Assigned task →
Reproduce exactly the lines that run from the start of the records below to the line with "The run itself", inclusive.

Data supplied →
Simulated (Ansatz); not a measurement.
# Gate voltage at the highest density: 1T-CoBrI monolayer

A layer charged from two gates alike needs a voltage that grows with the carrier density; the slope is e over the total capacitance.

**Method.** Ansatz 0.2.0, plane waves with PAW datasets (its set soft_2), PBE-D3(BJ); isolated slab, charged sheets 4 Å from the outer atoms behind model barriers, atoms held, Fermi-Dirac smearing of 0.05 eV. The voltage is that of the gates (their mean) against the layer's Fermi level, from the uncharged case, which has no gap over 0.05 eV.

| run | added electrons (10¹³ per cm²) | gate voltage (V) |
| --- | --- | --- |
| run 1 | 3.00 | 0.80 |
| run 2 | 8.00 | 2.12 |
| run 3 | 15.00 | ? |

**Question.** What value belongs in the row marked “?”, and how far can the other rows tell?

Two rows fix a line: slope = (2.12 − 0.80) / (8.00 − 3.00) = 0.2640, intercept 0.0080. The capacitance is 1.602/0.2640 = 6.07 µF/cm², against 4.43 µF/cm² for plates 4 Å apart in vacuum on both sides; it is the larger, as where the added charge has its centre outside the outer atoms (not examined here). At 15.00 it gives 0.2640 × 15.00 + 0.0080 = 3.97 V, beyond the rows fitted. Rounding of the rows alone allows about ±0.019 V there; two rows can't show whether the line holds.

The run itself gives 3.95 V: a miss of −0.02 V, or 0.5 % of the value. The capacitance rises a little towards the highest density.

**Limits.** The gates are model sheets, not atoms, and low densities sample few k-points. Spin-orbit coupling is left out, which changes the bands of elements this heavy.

Your response →
Simulated (Ansatz); not a measurement.
# Gate voltage at the highest density: 1T-CoBrI monolayer

A layer charged from two gates alike needs a voltage that grows with the carrier density; the slope is e over the total capacitance.

**Method.** Ansatz 0.2.0, plane waves with PAW datasets (its set soft_2), PBE-D3(BJ); isolated slab, charged sheets 4 Å from the outer atoms behind model barriers, atoms held, Fermi-Dirac smearing of 0.05 eV. The voltage is that of the gates (their mean) against the layer's Fermi level, from the uncharged case, which has no gap over 0.05 eV.

| run | added electrons (10¹³ per cm²) | gate voltage (V) |
| --- | --- | --- |
| run 1 | 3.00 | 0.80 |
| run 2 | 8.00 | 2.12 |
| run 3 | 15.00 | ? |

**Question.** What value belongs in the row marked “?”, and how far can the other rows tell?

Two rows fix a line: slope = (2.12 − 0.80) / (8.00 − 3.00) = 0.2640, intercept 0.0080. The capacitance is 1.602/0.2640 = 6.07 µF/cm², against 4.43 µF/cm² for plates 4 Å apart in vacuum on both sides; it is the larger, as where the added charge has its centre outside the outer atoms (not examined here). At 15.00 it gives 0.2640 × 15.00 + 0.0080 = 3.97 V, beyond the rows fitted. Rounding of the rows alone allows about ±0.019 V there; two rows can't show whether the line holds.

The run itself gives 3.95 V: a miss of −0.02 V, or 0.5 % of the value. The capacitance rises a little towards the highest density.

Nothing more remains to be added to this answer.